▶ **WORK ITEM**: Reproduce the data that follows precisely.

──────
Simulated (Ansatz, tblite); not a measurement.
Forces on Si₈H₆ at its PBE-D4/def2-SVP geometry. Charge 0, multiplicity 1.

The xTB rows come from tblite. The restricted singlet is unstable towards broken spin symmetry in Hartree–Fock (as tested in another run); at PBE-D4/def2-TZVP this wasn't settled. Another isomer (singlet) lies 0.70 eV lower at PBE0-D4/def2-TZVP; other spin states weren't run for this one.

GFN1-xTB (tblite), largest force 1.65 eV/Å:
──────

▶ **RESPONSE BOX**:
Simulated (Ansatz, tblite); not a measurement.
Forces on Si₈H₆ at its PBE-D4/def2-SVP geometry. Charge 0, multiplicity 1.

The xTB rows come from tblite. The restricted singlet is unstable towards broken spin symmetry in Hartree–Fock (as tested in another run); at PBE-D4/def2-TZVP this wasn't settled. Another isomer (singlet) lies 0.70 eV lower at PBE0-D4/def2-TZVP; other spin states weren't run for this one.

GFN1-xTB (tblite), largest force 1.65 eV/Å:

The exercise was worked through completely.